Requirement: Word for word, transcribe the data below from the line with "## How the method" to the line with "The HOMO spans", keeping both of those lines.

═════ Source material

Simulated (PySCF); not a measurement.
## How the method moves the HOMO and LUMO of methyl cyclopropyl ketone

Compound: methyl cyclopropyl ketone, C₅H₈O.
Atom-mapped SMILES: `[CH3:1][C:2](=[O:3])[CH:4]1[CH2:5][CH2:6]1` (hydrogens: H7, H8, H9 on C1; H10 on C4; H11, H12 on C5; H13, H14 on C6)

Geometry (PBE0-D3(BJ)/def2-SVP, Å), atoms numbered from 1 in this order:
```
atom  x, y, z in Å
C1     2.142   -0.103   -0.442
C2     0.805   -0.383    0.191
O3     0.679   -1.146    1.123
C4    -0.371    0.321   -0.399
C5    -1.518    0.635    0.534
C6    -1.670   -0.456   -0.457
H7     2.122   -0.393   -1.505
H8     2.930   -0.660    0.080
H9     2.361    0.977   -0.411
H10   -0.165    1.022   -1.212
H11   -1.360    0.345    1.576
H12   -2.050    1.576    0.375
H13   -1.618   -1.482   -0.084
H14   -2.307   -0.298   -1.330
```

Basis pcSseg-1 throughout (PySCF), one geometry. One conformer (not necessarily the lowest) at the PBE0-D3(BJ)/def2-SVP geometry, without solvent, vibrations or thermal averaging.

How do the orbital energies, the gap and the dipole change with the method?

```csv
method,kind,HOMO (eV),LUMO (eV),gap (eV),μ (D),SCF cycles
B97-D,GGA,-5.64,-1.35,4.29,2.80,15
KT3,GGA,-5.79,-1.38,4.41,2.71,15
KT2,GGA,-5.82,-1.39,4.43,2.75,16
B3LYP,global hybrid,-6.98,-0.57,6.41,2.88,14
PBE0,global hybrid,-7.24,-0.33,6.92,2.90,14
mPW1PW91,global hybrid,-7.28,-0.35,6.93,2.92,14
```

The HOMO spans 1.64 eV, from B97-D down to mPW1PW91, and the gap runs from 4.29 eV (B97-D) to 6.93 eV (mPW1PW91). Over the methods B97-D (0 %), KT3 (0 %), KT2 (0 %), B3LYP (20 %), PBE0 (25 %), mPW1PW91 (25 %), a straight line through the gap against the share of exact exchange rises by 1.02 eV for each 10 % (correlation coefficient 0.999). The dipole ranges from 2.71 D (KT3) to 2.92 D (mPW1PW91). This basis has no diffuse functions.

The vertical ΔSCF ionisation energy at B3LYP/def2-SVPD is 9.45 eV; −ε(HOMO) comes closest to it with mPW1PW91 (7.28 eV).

══════════

Response area:
## How the method moves the HOMO and LUMO of methyl cyclopropyl ketone

Compound: methyl cyclopropyl ketone, C₅H₈O.
Atom-mapped SMILES: `[CH3:1][C:2](=[O:3])[CH:4]1[CH2:5][CH2:6]1` (hydrogens: H7, H8, H9 on C1; H10 on C4; H11, H12 on C5; H13, H14 on C6)

Geometry (PBE0-D3(BJ)/def2-SVP, Å), atoms numbered from 1 in this order:
```
atom  x, y, z in Å
C1     2.142   -0.103   -0.442
C2     0.805   -0.383    0.191
O3     0.679   -1.146    1.123
C4    -0.371    0.321   -0.399
C5    -1.518    0.635    0.534
C6    -1.670   -0.456   -0.457
H7     2.122   -0.393   -1.505
H8     2.930   -0.660    0.080
H9     2.361    0.977   -0.411
H10   -0.165    1.022   -1.212
H11   -1.360    0.345    1.576
H12   -2.050    1.576    0.375
H13   -1.618   -1.482   -0.084
H14   -2.307   -0.298   -1.330
```

Basis pcSseg-1 throughout (PySCF), one geometry. One conformer (not necessarily the lowest) at the PBE0-D3(BJ)/def2-SVP geometry, without solvent, vibrations or thermal averaging.

How do the orbital energies, the gap and the dipole change with the method?

```csv
method,kind,HOMO (eV),LUMO (eV),gap (eV),μ (D),SCF cycles
B97-D,GGA,-5.64,-1.35,4.29,2.80,15
KT3,GGA,-5.79,-1.38,4.41,2.71,15
KT2,GGA,-5.82,-1.39,4.43,2.75,16
B3LYP,global hybrid,-6.98,-0.57,6.41,2.88,14
PBE0,global hybrid,-7.24,-0.33,6.92,2.90,14
mPW1PW91,global hybrid,-7.28,-0.35,6.93,2.92,14
```

The HOMO spans 1.64 eV, from B97-D down to mPW1PW91, and the gap runs from 4.29 eV (B97-D) to 6.93 eV (mPW1PW91). Over the methods B97-D (0 %), KT3 (0 %), KT2 (0 %), B3LYP (20 %), PBE0 (25 %), mPW1PW91 (25 %), a straight line through the gap against the share of exact exchange rises by 1.02 eV for each 10 % (correlation coefficient 0.999). The dipole ranges from 2.71 D (KT3) to 2.92 D (mPW1PW91). This basis has no diffuse functions.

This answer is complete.